* * * * *
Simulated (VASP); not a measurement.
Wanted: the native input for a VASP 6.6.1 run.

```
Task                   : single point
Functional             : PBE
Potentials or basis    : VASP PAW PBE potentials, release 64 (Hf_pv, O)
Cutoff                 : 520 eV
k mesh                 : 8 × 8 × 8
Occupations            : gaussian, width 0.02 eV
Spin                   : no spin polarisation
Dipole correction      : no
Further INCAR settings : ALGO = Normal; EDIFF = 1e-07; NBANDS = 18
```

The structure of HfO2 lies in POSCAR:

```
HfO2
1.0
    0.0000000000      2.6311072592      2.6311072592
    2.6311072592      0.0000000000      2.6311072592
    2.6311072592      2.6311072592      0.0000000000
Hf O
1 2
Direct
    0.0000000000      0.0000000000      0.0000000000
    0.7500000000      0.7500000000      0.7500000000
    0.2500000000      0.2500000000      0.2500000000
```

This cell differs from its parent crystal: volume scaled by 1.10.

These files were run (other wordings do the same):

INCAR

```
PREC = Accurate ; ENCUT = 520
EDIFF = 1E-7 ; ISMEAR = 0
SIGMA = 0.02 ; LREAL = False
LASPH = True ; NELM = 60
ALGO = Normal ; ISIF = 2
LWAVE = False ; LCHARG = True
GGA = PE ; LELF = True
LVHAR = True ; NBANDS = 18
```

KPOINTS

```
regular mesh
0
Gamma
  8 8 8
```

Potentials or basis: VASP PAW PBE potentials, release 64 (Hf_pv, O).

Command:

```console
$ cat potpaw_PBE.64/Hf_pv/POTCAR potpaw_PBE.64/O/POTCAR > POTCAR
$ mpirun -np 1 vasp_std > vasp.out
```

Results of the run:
* * * * *

In full and exactly, transcribe the material above.

## WRITTEN RESPONSE
Simulated (VASP); not a measurement.
Wanted: the native input for a VASP 6.6.1 run.

```
Task                   : single point
Functional             : PBE
Potentials or basis    : VASP PAW PBE potentials, release 64 (Hf_pv, O)
Cutoff                 : 520 eV
k mesh                 : 8 × 8 × 8
Occupations            : gaussian, width 0.02 eV
Spin                   : no spin polarisation
Dipole correction      : no
Further INCAR settings : ALGO = Normal; EDIFF = 1e-07; NBANDS = 18
```

The structure of HfO2 lies in POSCAR:

```
HfO2
1.0
    0.0000000000      2.6311072592      2.6311072592
    2.6311072592      0.0000000000      2.6311072592
    2.6311072592      2.6311072592      0.0000000000
Hf O
1 2
Direct
    0.0000000000      0.0000000000      0.0000000000
    0.7500000000      0.7500000000      0.7500000000
    0.2500000000      0.2500000000      0.2500000000
```

This cell differs from its parent crystal: volume scaled by 1.10.

These files were run (other wordings do the same):

INCAR

```
PREC = Accurate ; ENCUT = 520
EDIFF = 1E-7 ; ISMEAR = 0
SIGMA = 0.02 ; LREAL = False
LASPH = True ; NELM = 60
ALGO = Normal ; ISIF = 2
LWAVE = False ; LCHARG = True
GGA = PE ; LELF = True
LVHAR = True ; NBANDS = 18
```

KPOINTS

```
regular mesh
0
Gamma
  8 8 8
```

Potentials or basis: VASP PAW PBE potentials, release 64 (Hf_pv, O).

Command:

```console
$ cat potpaw_PBE.64/Hf_pv/POTCAR potpaw_PBE.64/O/POTCAR > POTCAR
$ mpirun -np 1 vasp_std > vasp.out
```

Results of the run:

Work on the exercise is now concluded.